**Work item**
Starting at the top of the entries below, set down each line exactly as written, and stop after the line containing "Computed with PBE, PAW".

== Segment start ==
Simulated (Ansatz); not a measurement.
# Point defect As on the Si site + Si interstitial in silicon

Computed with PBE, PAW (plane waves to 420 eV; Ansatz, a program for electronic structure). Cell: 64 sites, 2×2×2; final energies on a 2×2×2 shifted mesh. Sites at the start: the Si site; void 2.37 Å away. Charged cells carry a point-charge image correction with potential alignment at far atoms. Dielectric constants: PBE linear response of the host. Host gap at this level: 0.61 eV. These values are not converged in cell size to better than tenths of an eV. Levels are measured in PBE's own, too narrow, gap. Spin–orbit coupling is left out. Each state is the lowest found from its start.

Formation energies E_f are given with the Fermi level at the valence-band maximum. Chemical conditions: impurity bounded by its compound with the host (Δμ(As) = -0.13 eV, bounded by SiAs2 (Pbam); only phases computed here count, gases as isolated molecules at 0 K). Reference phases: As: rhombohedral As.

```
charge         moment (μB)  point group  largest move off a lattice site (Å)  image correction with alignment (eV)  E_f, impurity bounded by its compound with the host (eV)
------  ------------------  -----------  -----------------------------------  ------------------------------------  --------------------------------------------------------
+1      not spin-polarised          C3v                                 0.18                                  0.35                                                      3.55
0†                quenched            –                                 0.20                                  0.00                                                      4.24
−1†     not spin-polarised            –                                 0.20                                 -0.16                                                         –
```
== Segment end ==

**Task response**
Simulated (Ansatz); not a measurement.
# Point defect As on the Si site + Si interstitial in silicon

Computed with PBE, PAW (plane waves to 420 eV; Ansatz, a program for electronic structure). Cell: 64 sites, 2×2×2; final energies on a 2×2×2 shifted mesh. Sites at the start: the Si site; void 2.37 Å away. Charged cells carry a point-charge image correction with potential alignment at far atoms. Dielectric constants: PBE linear response of the host. Host gap at this level: 0.61 eV. These values are not converged in cell size to better than tenths of an eV. Levels are measured in PBE's own, too narrow, gap. Spin–orbit coupling is left out. Each state is the lowest found from its start.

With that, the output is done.